■ INFORMATION PROVIDED ■
##############################
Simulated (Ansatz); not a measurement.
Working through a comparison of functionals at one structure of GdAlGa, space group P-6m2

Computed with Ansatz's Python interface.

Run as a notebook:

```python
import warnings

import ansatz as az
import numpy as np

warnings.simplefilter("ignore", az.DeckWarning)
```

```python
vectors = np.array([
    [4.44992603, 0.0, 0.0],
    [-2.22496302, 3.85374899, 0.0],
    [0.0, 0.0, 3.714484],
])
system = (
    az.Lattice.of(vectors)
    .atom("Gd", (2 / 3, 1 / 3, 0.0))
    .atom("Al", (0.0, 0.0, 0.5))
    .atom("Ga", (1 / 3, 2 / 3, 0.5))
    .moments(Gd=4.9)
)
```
##############################

■ WORK ITEM ■
Return the listing. Match it exactly.

■ WRITTEN ANSWER ■
Simulated (Ansatz); not a measurement.
Working through a comparison of functionals at one structure of GdAlGa, space group P-6m2

Computed with Ansatz's Python interface.

Run as a notebook:

```python
import warnings

import ansatz as az
import numpy as np

warnings.simplefilter("ignore", az.DeckWarning)
```

```python
vectors = np.array([
    [4.44992603, 0.0, 0.0],
    [-2.22496302, 3.85374899, 0.0],
    [0.0, 0.0, 3.714484],
])
system = (
    az.Lattice.of(vectors)
    .atom("Gd", (2 / 3, 1 / 3, 0.0))
    .atom("Al", (0.0, 0.0, 0.5))
    .atom("Ga", (1 / 3, 2 / 3, 0.5))
    .moments(Gd=4.9)
)
```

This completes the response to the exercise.